+++

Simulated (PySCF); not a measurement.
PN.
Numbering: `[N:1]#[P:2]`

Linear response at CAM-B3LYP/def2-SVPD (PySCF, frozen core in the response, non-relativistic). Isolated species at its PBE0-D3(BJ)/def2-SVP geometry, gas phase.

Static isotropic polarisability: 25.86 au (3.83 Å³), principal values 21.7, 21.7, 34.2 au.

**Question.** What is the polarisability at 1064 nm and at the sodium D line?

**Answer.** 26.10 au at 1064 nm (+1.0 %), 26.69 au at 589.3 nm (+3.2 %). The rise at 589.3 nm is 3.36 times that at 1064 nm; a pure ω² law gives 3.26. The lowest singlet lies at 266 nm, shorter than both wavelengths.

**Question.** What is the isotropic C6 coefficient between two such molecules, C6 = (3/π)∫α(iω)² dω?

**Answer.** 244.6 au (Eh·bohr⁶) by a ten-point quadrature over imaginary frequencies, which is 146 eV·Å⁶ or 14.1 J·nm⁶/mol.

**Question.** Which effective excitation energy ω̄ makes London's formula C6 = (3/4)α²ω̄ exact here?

+++

▶ Work order
Set down the entire listing above again, word for word.

▶ Task result
Simulated (PySCF); not a measurement.
PN.
Numbering: `[N:1]#[P:2]`

Linear response at CAM-B3LYP/def2-SVPD (PySCF, frozen core in the response, non-relativistic). Isolated species at its PBE0-D3(BJ)/def2-SVP geometry, gas phase.

Static isotropic polarisability: 25.86 au (3.83 Å³), principal values 21.7, 21.7, 34.2 au.

**Question.** What is the polarisability at 1064 nm and at the sodium D line?

**Answer.** 26.10 au at 1064 nm (+1.0 %), 26.69 au at 589.3 nm (+3.2 %). The rise at 589.3 nm is 3.36 times that at 1064 nm; a pure ω² law gives 3.26. The lowest singlet lies at 266 nm, shorter than both wavelengths.

**Question.** What is the isotropic C6 coefficient between two such molecules, C6 = (3/π)∫α(iω)² dω?

**Answer.** 244.6 au (Eh·bohr⁶) by a ten-point quadrature over imaginary frequencies, which is 146 eV·Å⁶ or 14.1 J·nm⁶/mol.

**Question.** Which effective excitation energy ω̄ makes London's formula C6 = (3/4)α²ω̄ exact here?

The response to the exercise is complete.